• [Work item]:
The complete listing should be restated exactly.

╭──

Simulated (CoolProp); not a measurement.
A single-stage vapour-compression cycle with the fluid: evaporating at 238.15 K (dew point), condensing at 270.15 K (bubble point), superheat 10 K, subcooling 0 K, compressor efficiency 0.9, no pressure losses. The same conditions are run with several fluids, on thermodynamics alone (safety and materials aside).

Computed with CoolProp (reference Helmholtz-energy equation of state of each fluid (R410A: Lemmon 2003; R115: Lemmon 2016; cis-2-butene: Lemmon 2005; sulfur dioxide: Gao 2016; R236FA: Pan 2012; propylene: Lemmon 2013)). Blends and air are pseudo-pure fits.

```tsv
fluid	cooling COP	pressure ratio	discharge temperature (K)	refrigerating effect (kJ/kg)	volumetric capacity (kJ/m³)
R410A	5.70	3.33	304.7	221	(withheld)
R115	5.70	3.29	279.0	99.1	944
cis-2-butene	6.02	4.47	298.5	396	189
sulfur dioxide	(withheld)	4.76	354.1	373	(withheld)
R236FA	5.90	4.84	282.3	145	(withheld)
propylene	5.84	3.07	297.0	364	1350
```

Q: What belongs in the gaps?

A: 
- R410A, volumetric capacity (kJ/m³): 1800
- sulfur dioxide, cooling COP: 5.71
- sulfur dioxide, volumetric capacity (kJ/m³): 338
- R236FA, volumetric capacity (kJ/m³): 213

╰──

• [Your solution]:
Simulated (CoolProp); not a measurement.
A single-stage vapour-compression cycle with the fluid: evaporating at 238.15 K (dew point), condensing at 270.15 K (bubble point), superheat 10 K, subcooling 0 K, compressor efficiency 0.9, no pressure losses. The same conditions are run with several fluids, on thermodynamics alone (safety and materials aside).

Computed with CoolProp (reference Helmholtz-energy equation of state of each fluid (R410A: Lemmon 2003; R115: Lemmon 2016; cis-2-butene: Lemmon 2005; sulfur dioxide: Gao 2016; R236FA: Pan 2012; propylene: Lemmon 2013)). Blends and air are pseudo-pure fits.

```tsv
fluid	cooling COP	pressure ratio	discharge temperature (K)	refrigerating effect (kJ/kg)	volumetric capacity (kJ/m³)
R410A	5.70	3.33	304.7	221	(withheld)
R115	5.70	3.29	279.0	99.1	944
cis-2-butene	6.02	4.47	298.5	396	189
sulfur dioxide	(withheld)	4.76	354.1	373	(withheld)
R236FA	5.90	4.84	282.3	145	(withheld)
propylene	5.84	3.07	297.0	364	1350
```

Q: What belongs in the gaps?

A: 
- R410A, volumetric capacity (kJ/m³): 1800
- sulfur dioxide, cooling COP: 5.71
- sulfur dioxide, volumetric capacity (kJ/m³): 338
- R236FA, volumetric capacity (kJ/m³): 213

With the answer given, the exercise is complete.